** Opening Dataset excerpts block **

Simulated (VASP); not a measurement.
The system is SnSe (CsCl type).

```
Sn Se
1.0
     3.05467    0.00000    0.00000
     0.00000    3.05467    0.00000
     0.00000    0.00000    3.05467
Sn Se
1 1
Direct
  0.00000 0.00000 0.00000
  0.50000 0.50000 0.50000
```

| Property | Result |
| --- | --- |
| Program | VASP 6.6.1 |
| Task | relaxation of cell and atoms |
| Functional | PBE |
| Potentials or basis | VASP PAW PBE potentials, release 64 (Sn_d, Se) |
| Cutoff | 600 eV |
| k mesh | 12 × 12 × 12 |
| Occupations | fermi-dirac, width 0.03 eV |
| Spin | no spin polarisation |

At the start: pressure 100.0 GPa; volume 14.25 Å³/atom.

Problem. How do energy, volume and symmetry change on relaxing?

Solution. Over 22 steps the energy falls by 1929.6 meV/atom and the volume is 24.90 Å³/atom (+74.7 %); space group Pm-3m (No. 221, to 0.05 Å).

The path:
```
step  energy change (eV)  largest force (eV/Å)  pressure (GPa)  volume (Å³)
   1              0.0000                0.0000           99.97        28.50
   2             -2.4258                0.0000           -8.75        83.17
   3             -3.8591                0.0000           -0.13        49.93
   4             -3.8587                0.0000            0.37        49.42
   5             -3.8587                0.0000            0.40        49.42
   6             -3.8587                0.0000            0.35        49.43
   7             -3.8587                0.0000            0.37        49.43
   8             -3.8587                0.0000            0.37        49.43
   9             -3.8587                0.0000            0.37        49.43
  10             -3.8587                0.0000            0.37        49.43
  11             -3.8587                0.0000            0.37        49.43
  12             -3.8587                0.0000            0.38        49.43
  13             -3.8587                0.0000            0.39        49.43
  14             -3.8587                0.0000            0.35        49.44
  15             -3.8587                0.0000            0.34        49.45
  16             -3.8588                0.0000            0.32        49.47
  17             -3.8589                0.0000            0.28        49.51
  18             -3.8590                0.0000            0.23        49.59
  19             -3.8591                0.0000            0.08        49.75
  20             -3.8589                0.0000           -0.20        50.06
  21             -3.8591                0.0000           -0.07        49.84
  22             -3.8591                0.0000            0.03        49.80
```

** Closing Dataset excerpts block **

When copying the data above, please keep exactly the lines from its first line through the line with "Problem. How do", both ends included, and drop the rest.

▸ **Solution**:
Simulated (VASP); not a measurement.
The system is SnSe (CsCl type).

```
Sn Se
1.0
     3.05467    0.00000    0.00000
     0.00000    3.05467    0.00000
     0.00000    0.00000    3.05467
Sn Se
1 1
Direct
  0.00000 0.00000 0.00000
  0.50000 0.50000 0.50000
```

| Property | Result |
| --- | --- |
| Program | VASP 6.6.1 |
| Task | relaxation of cell and atoms |
| Functional | PBE |
| Potentials or basis | VASP PAW PBE potentials, release 64 (Sn_d, Se) |
| Cutoff | 600 eV |
| k mesh | 12 × 12 × 12 |
| Occupations | fermi-dirac, width 0.03 eV |
| Spin | no spin polarisation |

At the start: pressure 100.0 GPa; volume 14.25 Å³/atom.

Problem. How do energy, volume and symmetry change on relaxing?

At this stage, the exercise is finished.